> [REQUIRED ACTION]
Word for word, transcribe the material below from its first line to the line with "B, uniaxial stress, 0.5", both included.

> [INPUT DATA]
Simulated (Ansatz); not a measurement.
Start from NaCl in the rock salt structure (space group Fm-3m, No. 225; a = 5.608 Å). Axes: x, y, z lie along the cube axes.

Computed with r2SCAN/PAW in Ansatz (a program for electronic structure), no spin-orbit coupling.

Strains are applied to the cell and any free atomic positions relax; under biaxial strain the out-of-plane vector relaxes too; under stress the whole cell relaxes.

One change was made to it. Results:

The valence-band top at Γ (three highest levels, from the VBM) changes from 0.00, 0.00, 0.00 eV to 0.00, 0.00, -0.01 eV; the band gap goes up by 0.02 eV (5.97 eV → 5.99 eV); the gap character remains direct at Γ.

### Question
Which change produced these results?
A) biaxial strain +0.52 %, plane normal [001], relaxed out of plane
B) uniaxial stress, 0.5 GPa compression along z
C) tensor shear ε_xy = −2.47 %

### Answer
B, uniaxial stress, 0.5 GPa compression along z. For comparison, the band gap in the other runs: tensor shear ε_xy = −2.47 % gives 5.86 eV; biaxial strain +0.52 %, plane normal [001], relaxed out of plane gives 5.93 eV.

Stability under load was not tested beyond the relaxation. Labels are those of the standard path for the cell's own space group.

> [RESPONSE BOX]
Simulated (Ansatz); not a measurement.
Start from NaCl in the rock salt structure (space group Fm-3m, No. 225; a = 5.608 Å). Axes: x, y, z lie along the cube axes.

Computed with r2SCAN/PAW in Ansatz (a program for electronic structure), no spin-orbit coupling.

Strains are applied to the cell and any free atomic positions relax; under biaxial strain the out-of-plane vector relaxes too; under stress the whole cell relaxes.

One change was made to it. Results:

The valence-band top at Γ (three highest levels, from the VBM) changes from 0.00, 0.00, 0.00 eV to 0.00, 0.00, -0.01 eV; the band gap goes up by 0.02 eV (5.97 eV → 5.99 eV); the gap character remains direct at Γ.

### Question
Which change produced these results?
A) biaxial strain +0.52 %, plane normal [001], relaxed out of plane
B) uniaxial stress, 0.5 GPa compression along z
C) tensor shear ε_xy = −2.47 %

### Answer
B, uniaxial stress, 0.5 GPa compression along z. For comparison, the band gap in the other runs: tensor shear ε_xy = −2.47 % gives 5.86 eV; biaxial strain +0.52 %, plane normal [001], relaxed out of plane gives 5.93 eV.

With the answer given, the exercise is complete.